*AVAILABLE DATA*.
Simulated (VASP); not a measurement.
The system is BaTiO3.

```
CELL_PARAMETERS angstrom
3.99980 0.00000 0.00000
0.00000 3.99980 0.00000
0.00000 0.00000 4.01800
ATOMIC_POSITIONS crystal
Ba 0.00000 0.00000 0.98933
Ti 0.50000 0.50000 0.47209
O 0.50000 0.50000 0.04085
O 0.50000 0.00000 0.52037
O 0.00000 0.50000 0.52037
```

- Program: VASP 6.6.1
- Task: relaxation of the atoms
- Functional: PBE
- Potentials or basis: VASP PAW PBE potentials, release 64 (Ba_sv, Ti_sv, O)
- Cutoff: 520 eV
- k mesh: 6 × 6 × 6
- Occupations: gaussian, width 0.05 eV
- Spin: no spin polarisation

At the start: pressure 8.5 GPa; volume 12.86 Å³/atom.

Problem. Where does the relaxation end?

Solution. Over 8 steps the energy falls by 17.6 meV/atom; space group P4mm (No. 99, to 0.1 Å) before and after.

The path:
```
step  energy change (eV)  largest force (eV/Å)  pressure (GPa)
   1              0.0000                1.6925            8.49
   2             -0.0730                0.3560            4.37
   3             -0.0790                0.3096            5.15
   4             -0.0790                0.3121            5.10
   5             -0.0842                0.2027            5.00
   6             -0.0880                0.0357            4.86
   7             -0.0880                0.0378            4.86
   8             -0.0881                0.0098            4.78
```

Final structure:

*TASK ITEM*. The whole of the data must be given back word for word.

*TASK RESULT*.
Simulated (VASP); not a measurement.
The system is BaTiO3.

```
CELL_PARAMETERS angstrom
3.99980 0.00000 0.00000
0.00000 3.99980 0.00000
0.00000 0.00000 4.01800
ATOMIC_POSITIONS crystal
Ba 0.00000 0.00000 0.98933
Ti 0.50000 0.50000 0.47209
O 0.50000 0.50000 0.04085
O 0.50000 0.00000 0.52037
O 0.00000 0.50000 0.52037
```

- Program: VASP 6.6.1
- Task: relaxation of the atoms
- Functional: PBE
- Potentials or basis: VASP PAW PBE potentials, release 64 (Ba_sv, Ti_sv, O)
- Cutoff: 520 eV
- k mesh: 6 × 6 × 6
- Occupations: gaussian, width 0.05 eV
- Spin: no spin polarisation

At the start: pressure 8.5 GPa; volume 12.86 Å³/atom.

Problem. Where does the relaxation end?

Solution. Over 8 steps the energy falls by 17.6 meV/atom; space group P4mm (No. 99, to 0.1 Å) before and after.

The path:
```
step  energy change (eV)  largest force (eV/Å)  pressure (GPa)
   1              0.0000                1.6925            8.49
   2             -0.0730                0.3560            4.37
   3             -0.0790                0.3096            5.15
   4             -0.0790                0.3121            5.10
   5             -0.0842                0.2027            5.00
   6             -0.0880                0.0357            4.86
   7             -0.0880                0.0378            4.86
   8             -0.0881                0.0098            4.78
```

Final structure:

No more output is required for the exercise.